### Input data
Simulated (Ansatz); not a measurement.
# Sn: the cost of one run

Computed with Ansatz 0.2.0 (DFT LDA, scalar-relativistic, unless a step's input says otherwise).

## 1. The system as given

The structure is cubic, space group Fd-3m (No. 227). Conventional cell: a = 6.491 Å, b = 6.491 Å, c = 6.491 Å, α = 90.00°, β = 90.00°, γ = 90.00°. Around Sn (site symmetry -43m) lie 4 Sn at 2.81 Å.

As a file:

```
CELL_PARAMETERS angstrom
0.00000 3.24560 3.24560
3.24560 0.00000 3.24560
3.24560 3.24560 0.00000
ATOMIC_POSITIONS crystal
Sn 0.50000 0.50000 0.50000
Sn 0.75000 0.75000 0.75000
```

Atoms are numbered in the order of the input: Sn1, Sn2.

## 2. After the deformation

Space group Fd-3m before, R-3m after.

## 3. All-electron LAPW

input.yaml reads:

### Action item
Give the listing again, exactly as it was written.

### Expected answer
Simulated (Ansatz); not a measurement.
# Sn: the cost of one run

Computed with Ansatz 0.2.0 (DFT LDA, scalar-relativistic, unless a step's input says otherwise).

## 1. The system as given

The structure is cubic, space group Fd-3m (No. 227). Conventional cell: a = 6.491 Å, b = 6.491 Å, c = 6.491 Å, α = 90.00°, β = 90.00°, γ = 90.00°. Around Sn (site symmetry -43m) lie 4 Sn at 2.81 Å.

As a file:

```
CELL_PARAMETERS angstrom
0.00000 3.24560 3.24560
3.24560 0.00000 3.24560
3.24560 3.24560 0.00000
ATOMIC_POSITIONS crystal
Sn 0.50000 0.50000 0.50000
Sn 0.75000 0.75000 0.75000
```

Atoms are numbered in the order of the input: Sn1, Sn2.

## 2. After the deformation

Space group Fd-3m before, R-3m after.

## 3. All-electron LAPW

input.yaml reads:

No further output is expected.